● **Dataset records**
* * * * * * * * *

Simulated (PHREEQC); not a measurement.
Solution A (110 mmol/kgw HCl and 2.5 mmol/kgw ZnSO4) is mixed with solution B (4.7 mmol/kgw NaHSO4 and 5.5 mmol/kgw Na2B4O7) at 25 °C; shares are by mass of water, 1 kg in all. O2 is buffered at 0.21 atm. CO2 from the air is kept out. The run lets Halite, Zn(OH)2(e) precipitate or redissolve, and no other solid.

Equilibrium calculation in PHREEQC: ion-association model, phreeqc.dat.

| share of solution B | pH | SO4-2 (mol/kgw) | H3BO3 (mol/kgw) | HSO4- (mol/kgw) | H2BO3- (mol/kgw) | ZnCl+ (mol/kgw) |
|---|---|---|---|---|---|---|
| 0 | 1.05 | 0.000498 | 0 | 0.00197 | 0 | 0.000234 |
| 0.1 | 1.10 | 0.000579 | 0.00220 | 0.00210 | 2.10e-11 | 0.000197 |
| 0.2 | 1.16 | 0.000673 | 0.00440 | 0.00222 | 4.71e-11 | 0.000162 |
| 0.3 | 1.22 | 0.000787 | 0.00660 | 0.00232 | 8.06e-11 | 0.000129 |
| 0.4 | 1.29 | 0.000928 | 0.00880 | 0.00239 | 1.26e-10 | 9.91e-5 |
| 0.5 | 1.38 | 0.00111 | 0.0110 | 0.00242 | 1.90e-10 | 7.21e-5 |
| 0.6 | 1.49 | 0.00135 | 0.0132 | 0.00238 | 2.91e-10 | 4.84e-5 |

* * * * * * * * *

● **Brief**
The lines to copy run from the start of the records above through the line holding "1.90e-10 | 7.21e-5 |"; give them exactly, both ends included, and nothing else.

● **Task output**
Simulated (PHREEQC); not a measurement.
Solution A (110 mmol/kgw HCl and 2.5 mmol/kgw ZnSO4) is mixed with solution B (4.7 mmol/kgw NaHSO4 and 5.5 mmol/kgw Na2B4O7) at 25 °C; shares are by mass of water, 1 kg in all. O2 is buffered at 0.21 atm. CO2 from the air is kept out. The run lets Halite, Zn(OH)2(e) precipitate or redissolve, and no other solid.

Equilibrium calculation in PHREEQC: ion-association model, phreeqc.dat.

| share of solution B | pH | SO4-2 (mol/kgw) | H3BO3 (mol/kgw) | HSO4- (mol/kgw) | H2BO3- (mol/kgw) | ZnCl+ (mol/kgw) |
|---|---|---|---|---|---|---|
| 0 | 1.05 | 0.000498 | 0 | 0.00197 | 0 | 0.000234 |
| 0.1 | 1.10 | 0.000579 | 0.00220 | 0.00210 | 2.10e-11 | 0.000197 |
| 0.2 | 1.16 | 0.000673 | 0.00440 | 0.00222 | 4.71e-11 | 0.000162 |
| 0.3 | 1.22 | 0.000787 | 0.00660 | 0.00232 | 8.06e-11 | 0.000129 |
| 0.4 | 1.29 | 0.000928 | 0.00880 | 0.00239 | 1.26e-10 | 9.91e-5 |
| 0.5 | 1.38 | 0.00111 | 0.0110 | 0.00242 | 1.90e-10 | 7.21e-5 |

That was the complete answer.